Given entries: Begin
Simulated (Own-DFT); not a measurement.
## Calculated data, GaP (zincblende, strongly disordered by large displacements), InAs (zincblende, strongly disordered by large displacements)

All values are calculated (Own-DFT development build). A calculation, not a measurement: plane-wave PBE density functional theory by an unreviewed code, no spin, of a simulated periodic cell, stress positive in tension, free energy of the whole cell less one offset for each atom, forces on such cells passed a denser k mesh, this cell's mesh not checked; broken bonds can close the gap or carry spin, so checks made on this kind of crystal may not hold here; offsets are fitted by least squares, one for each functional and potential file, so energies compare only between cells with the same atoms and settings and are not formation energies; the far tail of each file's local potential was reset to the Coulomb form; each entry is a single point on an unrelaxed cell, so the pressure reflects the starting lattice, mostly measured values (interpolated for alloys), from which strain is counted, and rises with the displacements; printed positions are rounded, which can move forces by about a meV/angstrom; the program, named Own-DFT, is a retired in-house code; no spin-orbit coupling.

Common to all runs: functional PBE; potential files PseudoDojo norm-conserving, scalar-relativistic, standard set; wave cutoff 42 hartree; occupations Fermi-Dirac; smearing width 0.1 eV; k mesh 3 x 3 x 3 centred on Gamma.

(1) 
Given entries: End

● **Task item**: All lines from the opening of the records through the line where "## Calculated data, GaP" occurs are to be output verbatim. No other line belongs in the answer.

● **Written response**:
Simulated (Own-DFT); not a measurement.
## Calculated data, GaP (zincblende, strongly disordered by large displacements), InAs (zincblende, strongly disordered by large displacements)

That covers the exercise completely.